##############################

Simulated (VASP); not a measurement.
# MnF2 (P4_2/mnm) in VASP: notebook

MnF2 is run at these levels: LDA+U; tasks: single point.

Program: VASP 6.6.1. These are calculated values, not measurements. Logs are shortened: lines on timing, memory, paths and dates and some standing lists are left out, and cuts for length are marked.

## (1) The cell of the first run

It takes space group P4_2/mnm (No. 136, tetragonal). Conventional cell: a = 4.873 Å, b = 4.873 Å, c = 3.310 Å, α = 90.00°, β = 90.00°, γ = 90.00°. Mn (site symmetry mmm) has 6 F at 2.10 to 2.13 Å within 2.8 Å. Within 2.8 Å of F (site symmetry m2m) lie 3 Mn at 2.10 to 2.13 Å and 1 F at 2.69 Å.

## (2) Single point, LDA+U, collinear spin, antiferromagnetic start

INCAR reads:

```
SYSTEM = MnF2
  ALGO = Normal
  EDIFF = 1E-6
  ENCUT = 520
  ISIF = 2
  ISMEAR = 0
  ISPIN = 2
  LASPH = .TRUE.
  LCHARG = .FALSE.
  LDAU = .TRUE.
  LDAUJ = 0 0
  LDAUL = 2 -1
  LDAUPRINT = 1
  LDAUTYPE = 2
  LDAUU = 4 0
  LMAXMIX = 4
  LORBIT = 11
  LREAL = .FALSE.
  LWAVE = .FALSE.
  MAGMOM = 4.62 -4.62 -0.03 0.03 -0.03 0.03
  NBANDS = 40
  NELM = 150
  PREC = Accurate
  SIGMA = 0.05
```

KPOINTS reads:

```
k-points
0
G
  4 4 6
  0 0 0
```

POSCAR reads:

##############################

[WORK ORDER]
The lines to retype run from the start of the entries through the line containing "MnF2 is run"; reproduce them exactly and add nothing.

[ANSWER AREA]
Simulated (VASP); not a measurement.
# MnF2 (P4_2/mnm) in VASP: notebook

MnF2 is run at these levels: LDA+U; tasks: single point.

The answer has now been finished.